* * * * * * * * *
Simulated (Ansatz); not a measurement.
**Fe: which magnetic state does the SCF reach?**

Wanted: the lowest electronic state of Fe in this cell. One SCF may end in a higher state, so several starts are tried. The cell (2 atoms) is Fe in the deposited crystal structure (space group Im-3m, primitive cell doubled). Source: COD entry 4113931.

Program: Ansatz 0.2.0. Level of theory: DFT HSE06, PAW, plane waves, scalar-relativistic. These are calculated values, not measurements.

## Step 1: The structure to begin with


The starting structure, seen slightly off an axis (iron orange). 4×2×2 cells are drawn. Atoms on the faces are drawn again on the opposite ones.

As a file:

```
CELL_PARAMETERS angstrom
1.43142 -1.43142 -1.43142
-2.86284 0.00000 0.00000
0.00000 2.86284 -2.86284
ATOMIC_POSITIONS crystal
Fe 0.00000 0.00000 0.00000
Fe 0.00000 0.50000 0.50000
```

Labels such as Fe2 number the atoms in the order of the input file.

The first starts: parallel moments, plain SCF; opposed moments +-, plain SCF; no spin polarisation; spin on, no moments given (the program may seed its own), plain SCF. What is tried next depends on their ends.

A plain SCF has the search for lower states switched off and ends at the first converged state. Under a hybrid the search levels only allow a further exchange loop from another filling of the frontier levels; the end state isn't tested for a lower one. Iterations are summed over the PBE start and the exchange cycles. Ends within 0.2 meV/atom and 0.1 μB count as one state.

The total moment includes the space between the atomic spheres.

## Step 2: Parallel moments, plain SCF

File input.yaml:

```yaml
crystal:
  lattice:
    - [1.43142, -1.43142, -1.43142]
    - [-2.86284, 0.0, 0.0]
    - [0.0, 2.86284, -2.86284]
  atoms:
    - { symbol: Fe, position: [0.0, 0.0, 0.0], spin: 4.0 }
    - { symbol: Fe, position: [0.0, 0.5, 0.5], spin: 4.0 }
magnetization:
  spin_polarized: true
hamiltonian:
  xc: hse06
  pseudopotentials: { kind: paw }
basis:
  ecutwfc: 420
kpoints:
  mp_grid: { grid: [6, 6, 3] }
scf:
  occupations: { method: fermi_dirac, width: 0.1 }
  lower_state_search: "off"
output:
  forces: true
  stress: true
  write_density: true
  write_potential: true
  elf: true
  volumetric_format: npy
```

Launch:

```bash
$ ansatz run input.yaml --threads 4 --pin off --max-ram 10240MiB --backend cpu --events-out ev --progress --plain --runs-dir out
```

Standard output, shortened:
* * * * * * * * *

● **Action item**: Transcribe the records from their first line. Stop after the line with "## Step 1: The structure to begin with", including it.

● **Answer section**:
Simulated (Ansatz); not a measurement.
**Fe: which magnetic state does the SCF reach?**

Wanted: the lowest electronic state of Fe in this cell. One SCF may end in a higher state, so several starts are tried. The cell (2 atoms) is Fe in the deposited crystal structure (space group Im-3m, primitive cell doubled). Source: COD entry 4113931.

Program: Ansatz 0.2.0. Level of theory: DFT HSE06, PAW, plane waves, scalar-relativistic. These are calculated values, not measurements.

## Step 1: The structure to begin with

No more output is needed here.